◆ **DATA EXTRACT**:
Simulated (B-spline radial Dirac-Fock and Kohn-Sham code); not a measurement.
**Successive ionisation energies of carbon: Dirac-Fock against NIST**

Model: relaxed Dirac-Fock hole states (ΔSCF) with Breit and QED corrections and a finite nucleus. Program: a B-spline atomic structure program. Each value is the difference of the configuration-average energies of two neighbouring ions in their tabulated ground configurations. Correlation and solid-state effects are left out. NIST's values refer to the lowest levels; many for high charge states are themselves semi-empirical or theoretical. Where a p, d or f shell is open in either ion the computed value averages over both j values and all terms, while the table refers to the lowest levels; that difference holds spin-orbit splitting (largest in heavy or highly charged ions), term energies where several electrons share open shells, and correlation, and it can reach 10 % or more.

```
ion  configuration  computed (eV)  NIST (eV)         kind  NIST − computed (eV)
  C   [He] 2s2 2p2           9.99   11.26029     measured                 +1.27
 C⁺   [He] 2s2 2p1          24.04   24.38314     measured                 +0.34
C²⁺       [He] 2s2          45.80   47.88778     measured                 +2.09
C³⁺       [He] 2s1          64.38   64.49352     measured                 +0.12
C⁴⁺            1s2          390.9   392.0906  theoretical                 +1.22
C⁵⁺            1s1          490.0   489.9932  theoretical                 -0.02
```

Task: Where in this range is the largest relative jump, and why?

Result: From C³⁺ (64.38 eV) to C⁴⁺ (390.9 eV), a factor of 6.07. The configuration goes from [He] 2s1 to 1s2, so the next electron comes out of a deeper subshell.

◆ **ACTION ITEM**: What is needed is a verbatim copy of the data, complete from first line to last.

◆ **RESULT**:
Simulated (B-spline radial Dirac-Fock and Kohn-Sham code); not a measurement.
**Successive ionisation energies of carbon: Dirac-Fock against NIST**

Model: relaxed Dirac-Fock hole states (ΔSCF) with Breit and QED corrections and a finite nucleus. Program: a B-spline atomic structure program. Each value is the difference of the configuration-average energies of two neighbouring ions in their tabulated ground configurations. Correlation and solid-state effects are left out. NIST's values refer to the lowest levels; many for high charge states are themselves semi-empirical or theoretical. Where a p, d or f shell is open in either ion the computed value averages over both j values and all terms, while the table refers to the lowest levels; that difference holds spin-orbit splitting (largest in heavy or highly charged ions), term energies where several electrons share open shells, and correlation, and it can reach 10 % or more.

```
ion  configuration  computed (eV)  NIST (eV)         kind  NIST − computed (eV)
  C   [He] 2s2 2p2           9.99   11.26029     measured                 +1.27
 C⁺   [He] 2s2 2p1          24.04   24.38314     measured                 +0.34
C²⁺       [He] 2s2          45.80   47.88778     measured                 +2.09
C³⁺       [He] 2s1          64.38   64.49352     measured                 +0.12
C⁴⁺            1s2          390.9   392.0906  theoretical                 +1.22
C⁵⁺            1s1          490.0   489.9932  theoretical                 -0.02
```

Task: Where in this range is the largest relative jump, and why?

Result: From C³⁺ (64.38 eV) to C⁴⁺ (390.9 eV), a factor of 6.07. The configuration goes from [He] 2s1 to 1s2, so the next electron comes out of a deeper subshell.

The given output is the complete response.